Information shown
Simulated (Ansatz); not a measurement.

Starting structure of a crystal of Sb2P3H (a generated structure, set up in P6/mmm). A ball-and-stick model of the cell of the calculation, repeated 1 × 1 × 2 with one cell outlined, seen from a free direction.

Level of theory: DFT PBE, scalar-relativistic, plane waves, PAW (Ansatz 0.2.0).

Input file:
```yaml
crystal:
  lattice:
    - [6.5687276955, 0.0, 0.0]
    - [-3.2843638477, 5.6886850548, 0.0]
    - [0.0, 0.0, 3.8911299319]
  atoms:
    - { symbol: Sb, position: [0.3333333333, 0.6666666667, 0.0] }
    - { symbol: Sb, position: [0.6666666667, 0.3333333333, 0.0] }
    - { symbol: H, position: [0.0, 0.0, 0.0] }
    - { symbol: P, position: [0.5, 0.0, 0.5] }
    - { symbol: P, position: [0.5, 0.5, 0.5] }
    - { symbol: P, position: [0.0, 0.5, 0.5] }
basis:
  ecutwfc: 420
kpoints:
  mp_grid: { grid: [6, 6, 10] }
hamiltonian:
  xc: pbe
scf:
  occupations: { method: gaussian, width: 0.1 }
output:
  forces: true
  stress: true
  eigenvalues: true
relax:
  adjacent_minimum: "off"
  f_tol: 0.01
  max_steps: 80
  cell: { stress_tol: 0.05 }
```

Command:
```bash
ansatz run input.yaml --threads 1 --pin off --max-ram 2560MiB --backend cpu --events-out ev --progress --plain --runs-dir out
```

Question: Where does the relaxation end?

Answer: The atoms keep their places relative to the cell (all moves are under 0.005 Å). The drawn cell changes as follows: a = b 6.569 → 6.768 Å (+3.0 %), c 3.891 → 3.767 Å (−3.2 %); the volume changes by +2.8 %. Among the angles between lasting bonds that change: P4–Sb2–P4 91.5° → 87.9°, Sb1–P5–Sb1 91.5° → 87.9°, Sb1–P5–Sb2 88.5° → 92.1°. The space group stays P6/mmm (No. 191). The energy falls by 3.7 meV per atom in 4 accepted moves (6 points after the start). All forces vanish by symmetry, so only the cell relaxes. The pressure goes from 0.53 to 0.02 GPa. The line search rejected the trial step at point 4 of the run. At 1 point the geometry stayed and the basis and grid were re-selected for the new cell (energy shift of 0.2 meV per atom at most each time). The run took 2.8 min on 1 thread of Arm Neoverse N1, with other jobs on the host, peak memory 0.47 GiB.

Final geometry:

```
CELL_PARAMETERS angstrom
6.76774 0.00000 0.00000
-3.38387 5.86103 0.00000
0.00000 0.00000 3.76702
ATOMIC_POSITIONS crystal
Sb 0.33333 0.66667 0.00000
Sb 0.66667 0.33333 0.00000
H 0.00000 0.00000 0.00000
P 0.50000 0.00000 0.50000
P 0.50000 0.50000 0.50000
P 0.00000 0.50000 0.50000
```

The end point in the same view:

Work instruction
Ending with the line containing "Question: Where does the relaxation end?", please print exactly the lines of the material above from its first line onward, and nothing else.

Written answer
Simulated (Ansatz); not a measurement.

Starting structure of a crystal of Sb2P3H (a generated structure, set up in P6/mmm). A ball-and-stick model of the cell of the calculation, repeated 1 × 1 × 2 with one cell outlined, seen from a free direction.

Level of theory: DFT PBE, scalar-relativistic, plane waves, PAW (Ansatz 0.2.0).

Input file:
```yaml
crystal:
  lattice:
    - [6.5687276955, 0.0, 0.0]
    - [-3.2843638477, 5.6886850548, 0.0]
    - [0.0, 0.0, 3.8911299319]
  atoms:
    - { symbol: Sb, position: [0.3333333333, 0.6666666667, 0.0] }
    - { symbol: Sb, position: [0.6666666667, 0.3333333333, 0.0] }
    - { symbol: H, position: [0.0, 0.0, 0.0] }
    - { symbol: P, position: [0.5, 0.0, 0.5] }
    - { symbol: P, position: [0.5, 0.5, 0.5] }
    - { symbol: P, position: [0.0, 0.5, 0.5] }
basis:
  ecutwfc: 420
kpoints:
  mp_grid: { grid: [6, 6, 10] }
hamiltonian:
  xc: pbe
scf:
  occupations: { method: gaussian, width: 0.1 }
output:
  forces: true
  stress: true
  eigenvalues: true
relax:
  adjacent_minimum: "off"
  f_tol: 0.01
  max_steps: 80
  cell: { stress_tol: 0.05 }
```

Command:
```bash
ansatz run input.yaml --threads 1 --pin off --max-ram 2560MiB --backend cpu --events-out ev --progress --plain --runs-dir out
```

Question: Where does the relaxation end?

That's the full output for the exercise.